Activity: Copy each entry exactly, leaving nothing out.

Provided data:
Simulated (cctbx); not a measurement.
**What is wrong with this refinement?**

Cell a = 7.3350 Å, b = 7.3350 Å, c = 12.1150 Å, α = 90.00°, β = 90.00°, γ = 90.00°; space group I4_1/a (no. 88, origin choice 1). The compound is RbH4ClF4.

Answer area:
Simulated (cctbx); not a measurement.
**What is wrong with this refinement?**

Cell a = 7.3350 Å, b = 7.3350 Å, c = 12.1150 Å, α = 90.00°, β = 90.00°, γ = 90.00°; space group I4_1/a (no. 88, origin choice 1). The compound is RbH4ClF4.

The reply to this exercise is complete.